--- RECORDS PROVIDED ---
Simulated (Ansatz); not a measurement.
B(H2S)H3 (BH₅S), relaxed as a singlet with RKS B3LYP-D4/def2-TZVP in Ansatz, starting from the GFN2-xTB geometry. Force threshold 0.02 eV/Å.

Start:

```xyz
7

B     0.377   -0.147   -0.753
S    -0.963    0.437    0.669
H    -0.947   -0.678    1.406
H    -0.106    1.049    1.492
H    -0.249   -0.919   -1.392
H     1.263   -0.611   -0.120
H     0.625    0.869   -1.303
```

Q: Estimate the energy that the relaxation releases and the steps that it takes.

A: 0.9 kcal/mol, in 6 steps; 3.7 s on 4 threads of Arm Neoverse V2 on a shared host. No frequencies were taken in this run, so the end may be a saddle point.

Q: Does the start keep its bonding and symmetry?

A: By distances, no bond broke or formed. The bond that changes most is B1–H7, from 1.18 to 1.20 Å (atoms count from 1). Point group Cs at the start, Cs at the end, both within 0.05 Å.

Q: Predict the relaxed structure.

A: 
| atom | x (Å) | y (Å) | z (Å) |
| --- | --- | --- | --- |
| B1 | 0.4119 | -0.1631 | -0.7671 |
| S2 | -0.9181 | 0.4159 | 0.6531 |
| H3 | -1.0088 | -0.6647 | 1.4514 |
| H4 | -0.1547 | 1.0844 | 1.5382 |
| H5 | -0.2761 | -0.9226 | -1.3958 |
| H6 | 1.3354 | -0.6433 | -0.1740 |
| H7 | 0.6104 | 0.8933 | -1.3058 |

--- TASK ITEM ---
All that belongs in the answer is the lines from the start of the entries above through the line containing "Q: Estimate the", each given exactly.

--- WORKED SOLUTION ---
Simulated (Ansatz); not a measurement.
B(H2S)H3 (BH₅S), relaxed as a singlet with RKS B3LYP-D4/def2-TZVP in Ansatz, starting from the GFN2-xTB geometry. Force threshold 0.02 eV/Å.

Start:

```xyz
7

B     0.377   -0.147   -0.753
S    -0.963    0.437    0.669
H    -0.947   -0.678    1.406
H    -0.106    1.049    1.492
H    -0.249   -0.919   -1.392
H     1.263   -0.611   -0.120
H     0.625    0.869   -1.303
```

Q: Estimate the energy that the relaxation releases and the steps that it takes.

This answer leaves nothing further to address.